* _WORK TASK_
Starting at the line that contains "Q: What harmonic" in the listing below, write out every line word for word until you have written the line that contains "A: About 320 cm⁻¹.".

* _INFORMATION_
____________________
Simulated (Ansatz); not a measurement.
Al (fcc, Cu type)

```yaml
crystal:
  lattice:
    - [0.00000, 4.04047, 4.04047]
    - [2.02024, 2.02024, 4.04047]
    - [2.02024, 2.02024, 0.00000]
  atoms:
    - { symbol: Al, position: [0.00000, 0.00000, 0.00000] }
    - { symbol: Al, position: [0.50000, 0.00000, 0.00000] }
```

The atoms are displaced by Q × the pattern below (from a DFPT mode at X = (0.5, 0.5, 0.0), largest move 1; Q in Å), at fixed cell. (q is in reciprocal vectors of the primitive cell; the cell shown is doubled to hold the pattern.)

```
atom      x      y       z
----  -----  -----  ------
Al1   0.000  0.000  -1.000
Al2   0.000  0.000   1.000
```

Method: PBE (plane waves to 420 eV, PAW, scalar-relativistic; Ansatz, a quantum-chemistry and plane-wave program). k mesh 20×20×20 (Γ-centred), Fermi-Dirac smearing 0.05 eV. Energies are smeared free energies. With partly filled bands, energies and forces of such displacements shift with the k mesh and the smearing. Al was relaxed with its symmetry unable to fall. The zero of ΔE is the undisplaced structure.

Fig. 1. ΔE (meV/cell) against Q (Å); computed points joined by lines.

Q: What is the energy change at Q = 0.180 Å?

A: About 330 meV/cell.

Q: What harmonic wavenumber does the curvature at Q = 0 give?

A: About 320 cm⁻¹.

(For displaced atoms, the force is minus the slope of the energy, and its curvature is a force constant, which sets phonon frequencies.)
____________________

* _WRITTEN REPLY_
Q: What harmonic wavenumber does the curvature at Q = 0 give?

A: About 320 cm⁻¹.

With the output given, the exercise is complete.